_Assignment_.
Once you have read the records, output them exactly.

--

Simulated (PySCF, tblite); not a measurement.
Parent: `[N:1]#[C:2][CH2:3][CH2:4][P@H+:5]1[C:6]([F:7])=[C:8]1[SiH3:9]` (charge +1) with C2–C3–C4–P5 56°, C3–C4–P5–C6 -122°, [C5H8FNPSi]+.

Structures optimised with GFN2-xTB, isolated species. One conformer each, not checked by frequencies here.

--

_Exercise response_.
Simulated (PySCF, tblite); not a measurement.
Parent: `[N:1]#[C:2][CH2:3][CH2:4][P@H+:5]1[C:6]([F:7])=[C:8]1[SiH3:9]` (charge +1) with C2–C3–C4–P5 56°, C3–C4–P5–C6 -122°, [C5H8FNPSi]+.

Structures optimised with GFN2-xTB, isolated species. One conformer each, not checked by frequencies here.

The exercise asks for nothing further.